--------

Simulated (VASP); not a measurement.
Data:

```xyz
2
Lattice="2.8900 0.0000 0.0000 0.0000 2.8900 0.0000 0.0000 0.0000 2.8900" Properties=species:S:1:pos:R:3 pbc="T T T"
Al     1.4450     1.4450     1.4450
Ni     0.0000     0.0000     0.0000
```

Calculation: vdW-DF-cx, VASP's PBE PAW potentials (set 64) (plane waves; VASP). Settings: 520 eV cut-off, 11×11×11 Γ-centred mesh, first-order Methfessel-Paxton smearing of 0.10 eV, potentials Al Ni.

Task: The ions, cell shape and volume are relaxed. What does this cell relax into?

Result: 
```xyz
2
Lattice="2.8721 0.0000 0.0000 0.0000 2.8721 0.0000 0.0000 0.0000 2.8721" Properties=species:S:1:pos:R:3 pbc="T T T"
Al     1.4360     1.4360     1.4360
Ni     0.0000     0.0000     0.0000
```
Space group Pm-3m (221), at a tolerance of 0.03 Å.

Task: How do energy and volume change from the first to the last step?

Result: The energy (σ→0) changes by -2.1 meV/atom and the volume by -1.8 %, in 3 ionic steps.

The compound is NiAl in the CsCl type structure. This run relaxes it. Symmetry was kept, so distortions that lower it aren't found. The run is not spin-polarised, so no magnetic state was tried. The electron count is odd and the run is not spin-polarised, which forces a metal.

--------

§ **Exercise**
Could you please copy the lines of the listing above exactly, from its first line through the line bearing "Result: The energy", and nothing more?

§ **Result**
Simulated (VASP); not a measurement.
Data:

```xyz
2
Lattice="2.8900 0.0000 0.0000 0.0000 2.8900 0.0000 0.0000 0.0000 2.8900" Properties=species:S:1:pos:R:3 pbc="T T T"
Al     1.4450     1.4450     1.4450
Ni     0.0000     0.0000     0.0000
```

Calculation: vdW-DF-cx, VASP's PBE PAW potentials (set 64) (plane waves; VASP). Settings: 520 eV cut-off, 11×11×11 Γ-centred mesh, first-order Methfessel-Paxton smearing of 0.10 eV, potentials Al Ni.

Task: The ions, cell shape and volume are relaxed. What does this cell relax into?

Result: 
```xyz
2
Lattice="2.8721 0.0000 0.0000 0.0000 2.8721 0.0000 0.0000 0.0000 2.8721" Properties=species:S:1:pos:R:3 pbc="T T T"
Al     1.4360     1.4360     1.4360
Ni     0.0000     0.0000     0.0000
```
Space group Pm-3m (221), at a tolerance of 0.03 Å.

Task: How do energy and volume change from the first to the last step?

Result: The energy (σ→0) changes by -2.1 meV/atom and the volume by -1.8 %, in 3 ionic steps.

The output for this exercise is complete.